### REQUIRED ACTION
Repeat, line for line, the entries below from the first line to the line containing "It takes space", counting both ends.

........
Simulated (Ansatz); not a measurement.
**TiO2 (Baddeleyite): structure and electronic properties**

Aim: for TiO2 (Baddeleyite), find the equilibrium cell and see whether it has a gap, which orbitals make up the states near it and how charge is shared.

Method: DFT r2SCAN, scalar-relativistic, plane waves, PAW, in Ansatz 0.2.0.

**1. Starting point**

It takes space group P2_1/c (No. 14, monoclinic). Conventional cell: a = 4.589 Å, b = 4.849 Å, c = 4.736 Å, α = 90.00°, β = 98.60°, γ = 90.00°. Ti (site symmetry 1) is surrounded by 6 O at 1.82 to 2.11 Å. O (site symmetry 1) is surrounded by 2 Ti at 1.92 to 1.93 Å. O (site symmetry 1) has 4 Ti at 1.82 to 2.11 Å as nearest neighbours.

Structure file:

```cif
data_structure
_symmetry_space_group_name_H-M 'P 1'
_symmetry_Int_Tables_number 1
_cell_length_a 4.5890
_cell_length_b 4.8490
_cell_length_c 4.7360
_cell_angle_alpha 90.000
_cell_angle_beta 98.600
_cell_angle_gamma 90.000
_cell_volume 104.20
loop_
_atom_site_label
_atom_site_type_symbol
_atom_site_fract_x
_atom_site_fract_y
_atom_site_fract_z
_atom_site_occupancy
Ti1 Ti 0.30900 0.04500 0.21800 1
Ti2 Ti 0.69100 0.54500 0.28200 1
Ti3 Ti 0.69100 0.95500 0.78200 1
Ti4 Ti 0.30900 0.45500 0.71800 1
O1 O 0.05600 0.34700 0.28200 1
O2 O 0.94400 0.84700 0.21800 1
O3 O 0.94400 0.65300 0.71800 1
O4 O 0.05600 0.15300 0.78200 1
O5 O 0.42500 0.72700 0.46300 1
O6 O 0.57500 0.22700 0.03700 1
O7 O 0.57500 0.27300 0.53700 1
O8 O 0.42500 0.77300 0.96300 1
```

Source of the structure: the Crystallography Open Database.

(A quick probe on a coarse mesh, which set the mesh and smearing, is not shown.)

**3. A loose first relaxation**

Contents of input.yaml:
........

### EXERCISE RESPONSE
Simulated (Ansatz); not a measurement.
**TiO2 (Baddeleyite): structure and electronic properties**

Aim: for TiO2 (Baddeleyite), find the equilibrium cell and see whether it has a gap, which orbitals make up the states near it and how charge is shared.

Method: DFT r2SCAN, scalar-relativistic, plane waves, PAW, in Ansatz 0.2.0.

**1. Starting point**

It takes space group P2_1/c (No. 14, monoclinic). Conventional cell: a = 4.589 Å, b = 4.849 Å, c = 4.736 Å, α = 90.00°, β = 98.60°, γ = 90.00°. Ti (site symmetry 1) is surrounded by 6 O at 1.82 to 2.11 Å. O (site symmetry 1) is surrounded by 2 Ti at 1.92 to 1.93 Å. O (site symmetry 1) has 4 Ti at 1.82 to 2.11 Å as nearest neighbours.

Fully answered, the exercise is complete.